# [MATERIAL SUPPLIED]
^^^^^^^^

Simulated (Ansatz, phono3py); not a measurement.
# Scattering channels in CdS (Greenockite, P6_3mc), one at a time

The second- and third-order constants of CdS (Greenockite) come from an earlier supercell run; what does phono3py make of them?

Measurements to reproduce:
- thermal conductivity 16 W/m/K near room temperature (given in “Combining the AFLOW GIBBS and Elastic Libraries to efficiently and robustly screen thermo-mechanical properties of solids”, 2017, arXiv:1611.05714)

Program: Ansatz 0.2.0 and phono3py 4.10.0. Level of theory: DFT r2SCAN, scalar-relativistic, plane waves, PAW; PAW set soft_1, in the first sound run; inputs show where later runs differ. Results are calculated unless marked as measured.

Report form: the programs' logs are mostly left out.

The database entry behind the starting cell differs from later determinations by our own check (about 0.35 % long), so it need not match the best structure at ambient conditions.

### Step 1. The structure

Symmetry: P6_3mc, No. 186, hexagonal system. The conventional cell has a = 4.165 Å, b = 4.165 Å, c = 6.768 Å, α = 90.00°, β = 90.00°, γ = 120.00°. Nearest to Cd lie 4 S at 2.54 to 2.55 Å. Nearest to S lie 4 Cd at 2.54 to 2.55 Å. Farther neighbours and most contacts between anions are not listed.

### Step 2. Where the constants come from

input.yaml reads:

^^^^^^^^

# [ASSIGNMENT]
Line by line, print the records above exactly as they stand.

# [RESPONSE BOX]
Simulated (Ansatz, phono3py); not a measurement.
# Scattering channels in CdS (Greenockite, P6_3mc), one at a time

The second- and third-order constants of CdS (Greenockite) come from an earlier supercell run; what does phono3py make of them?

Measurements to reproduce:
- thermal conductivity 16 W/m/K near room temperature (given in “Combining the AFLOW GIBBS and Elastic Libraries to efficiently and robustly screen thermo-mechanical properties of solids”, 2017, arXiv:1611.05714)

Program: Ansatz 0.2.0 and phono3py 4.10.0. Level of theory: DFT r2SCAN, scalar-relativistic, plane waves, PAW; PAW set soft_1, in the first sound run; inputs show where later runs differ. Results are calculated unless marked as measured.

Report form: the programs' logs are mostly left out.

The database entry behind the starting cell differs from later determinations by our own check (about 0.35 % long), so it need not match the best structure at ambient conditions.

### Step 1. The structure

Symmetry: P6_3mc, No. 186, hexagonal system. The conventional cell has a = 4.165 Å, b = 4.165 Å, c = 6.768 Å, α = 90.00°, β = 90.00°, γ = 120.00°. Nearest to Cd lie 4 S at 2.54 to 2.55 Å. Nearest to S lie 4 Cd at 2.54 to 2.55 Å. Farther neighbours and most contacts between anions are not listed.

### Step 2. Where the constants come from

input.yaml reads:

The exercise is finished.